» Exercise data
* * * * * * * * *

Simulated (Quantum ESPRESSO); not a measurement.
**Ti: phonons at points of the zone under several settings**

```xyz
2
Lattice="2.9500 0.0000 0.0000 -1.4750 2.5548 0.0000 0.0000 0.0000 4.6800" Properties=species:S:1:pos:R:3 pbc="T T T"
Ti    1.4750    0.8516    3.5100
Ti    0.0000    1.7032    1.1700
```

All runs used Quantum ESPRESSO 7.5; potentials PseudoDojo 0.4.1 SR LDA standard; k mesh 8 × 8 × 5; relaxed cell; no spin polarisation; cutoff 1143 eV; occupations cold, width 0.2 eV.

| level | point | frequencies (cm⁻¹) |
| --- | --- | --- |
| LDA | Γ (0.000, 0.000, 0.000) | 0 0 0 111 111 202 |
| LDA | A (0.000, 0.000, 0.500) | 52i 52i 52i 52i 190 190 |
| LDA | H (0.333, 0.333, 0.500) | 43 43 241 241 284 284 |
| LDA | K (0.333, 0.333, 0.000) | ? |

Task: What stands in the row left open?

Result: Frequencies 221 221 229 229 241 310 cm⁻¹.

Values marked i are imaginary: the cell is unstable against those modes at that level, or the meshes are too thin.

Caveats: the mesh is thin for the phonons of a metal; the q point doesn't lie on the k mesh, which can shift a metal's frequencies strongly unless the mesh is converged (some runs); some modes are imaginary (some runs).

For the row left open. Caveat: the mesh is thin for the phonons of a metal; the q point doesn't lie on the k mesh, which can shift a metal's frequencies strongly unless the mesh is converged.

* * * * * * * * *

» Brief
Set down exactly the lines above that run from the start of the listing to the line with "111 111 202 |". Leave out every later line.

» Exercise output
Simulated (Quantum ESPRESSO); not a measurement.
**Ti: phonons at points of the zone under several settings**

```xyz
2
Lattice="2.9500 0.0000 0.0000 -1.4750 2.5548 0.0000 0.0000 0.0000 4.6800" Properties=species:S:1:pos:R:3 pbc="T T T"
Ti    1.4750    0.8516    3.5100
Ti    0.0000    1.7032    1.1700
```

All runs used Quantum ESPRESSO 7.5; potentials PseudoDojo 0.4.1 SR LDA standard; k mesh 8 × 8 × 5; relaxed cell; no spin polarisation; cutoff 1143 eV; occupations cold, width 0.2 eV.

| level | point | frequencies (cm⁻¹) |
| --- | --- | --- |
| LDA | Γ (0.000, 0.000, 0.000) | 0 0 0 111 111 202 |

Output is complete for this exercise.